_DATASET RECORDS_
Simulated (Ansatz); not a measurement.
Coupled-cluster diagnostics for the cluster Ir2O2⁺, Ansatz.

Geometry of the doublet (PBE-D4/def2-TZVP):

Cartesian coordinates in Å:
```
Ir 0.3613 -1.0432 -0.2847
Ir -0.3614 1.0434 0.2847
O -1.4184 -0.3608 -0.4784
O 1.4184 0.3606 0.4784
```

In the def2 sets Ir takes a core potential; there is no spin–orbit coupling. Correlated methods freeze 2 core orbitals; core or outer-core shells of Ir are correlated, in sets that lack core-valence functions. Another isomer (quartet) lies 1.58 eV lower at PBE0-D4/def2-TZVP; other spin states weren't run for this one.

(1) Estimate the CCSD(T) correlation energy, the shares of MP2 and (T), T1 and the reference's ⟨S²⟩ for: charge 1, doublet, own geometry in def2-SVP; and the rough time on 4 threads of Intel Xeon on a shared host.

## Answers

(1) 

_WORK ORDER_
All records above must be returned exactly as they appear.

_RESPONSE_
Simulated (Ansatz); not a measurement.
Coupled-cluster diagnostics for the cluster Ir2O2⁺, Ansatz.

Geometry of the doublet (PBE-D4/def2-TZVP):

Cartesian coordinates in Å:
```
Ir 0.3613 -1.0432 -0.2847
Ir -0.3614 1.0434 0.2847
O -1.4184 -0.3608 -0.4784
O 1.4184 0.3606 0.4784
```

In the def2 sets Ir takes a core potential; there is no spin–orbit coupling. Correlated methods freeze 2 core orbitals; core or outer-core shells of Ir are correlated, in sets that lack core-valence functions. Another isomer (quartet) lies 1.58 eV lower at PBE0-D4/def2-TZVP; other spin states weren't run for this one.

(1) Estimate the CCSD(T) correlation energy, the shares of MP2 and (T), T1 and the reference's ⟨S²⟩ for: charge 1, doublet, own geometry in def2-SVP; and the rough time on 4 threads of Intel Xeon on a shared host.

## Answers

(1) 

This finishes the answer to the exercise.